[INFORMATION SUPPLIED]
◆ ◆ ◆

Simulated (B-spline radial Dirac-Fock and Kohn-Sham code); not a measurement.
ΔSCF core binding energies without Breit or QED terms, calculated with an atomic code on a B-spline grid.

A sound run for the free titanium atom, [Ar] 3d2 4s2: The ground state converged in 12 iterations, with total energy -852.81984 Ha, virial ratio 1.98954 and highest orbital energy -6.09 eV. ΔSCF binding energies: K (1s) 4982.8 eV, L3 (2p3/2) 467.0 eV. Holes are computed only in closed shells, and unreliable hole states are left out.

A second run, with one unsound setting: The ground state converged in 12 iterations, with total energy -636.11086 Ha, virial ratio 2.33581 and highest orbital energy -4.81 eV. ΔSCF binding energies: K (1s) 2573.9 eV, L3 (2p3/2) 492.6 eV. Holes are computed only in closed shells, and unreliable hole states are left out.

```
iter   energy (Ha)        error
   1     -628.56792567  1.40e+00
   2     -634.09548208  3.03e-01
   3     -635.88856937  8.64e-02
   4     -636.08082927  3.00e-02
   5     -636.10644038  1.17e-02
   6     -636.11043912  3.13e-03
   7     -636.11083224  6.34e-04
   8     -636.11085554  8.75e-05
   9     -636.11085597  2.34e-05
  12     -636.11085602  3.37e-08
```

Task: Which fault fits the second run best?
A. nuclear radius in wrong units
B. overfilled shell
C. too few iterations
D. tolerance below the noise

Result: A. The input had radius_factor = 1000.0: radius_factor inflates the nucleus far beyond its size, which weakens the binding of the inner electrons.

◆ ◆ ◆

[BRIEF]
Quote only the stretch of lines that starts the data above and ends with the line containing "D. tolerance below the noise", both included.

[RESPONSE BOX]
Simulated (B-spline radial Dirac-Fock and Kohn-Sham code); not a measurement.
ΔSCF core binding energies without Breit or QED terms, calculated with an atomic code on a B-spline grid.

A sound run for the free titanium atom, [Ar] 3d2 4s2: The ground state converged in 12 iterations, with total energy -852.81984 Ha, virial ratio 1.98954 and highest orbital energy -6.09 eV. ΔSCF binding energies: K (1s) 4982.8 eV, L3 (2p3/2) 467.0 eV. Holes are computed only in closed shells, and unreliable hole states are left out.

A second run, with one unsound setting: The ground state converged in 12 iterations, with total energy -636.11086 Ha, virial ratio 2.33581 and highest orbital energy -4.81 eV. ΔSCF binding energies: K (1s) 2573.9 eV, L3 (2p3/2) 492.6 eV. Holes are computed only in closed shells, and unreliable hole states are left out.

```
iter   energy (Ha)        error
   1     -628.56792567  1.40e+00
   2     -634.09548208  3.03e-01
   3     -635.88856937  8.64e-02
   4     -636.08082927  3.00e-02
   5     -636.10644038  1.17e-02
   6     -636.11043912  3.13e-03
   7     -636.11083224  6.34e-04
   8     -636.11085554  8.75e-05
   9     -636.11085597  2.34e-05
  12     -636.11085602  3.37e-08
```

Task: Which fault fits the second run best?
A. nuclear radius in wrong units
B. overfilled shell
C. too few iterations
D. tolerance below the noise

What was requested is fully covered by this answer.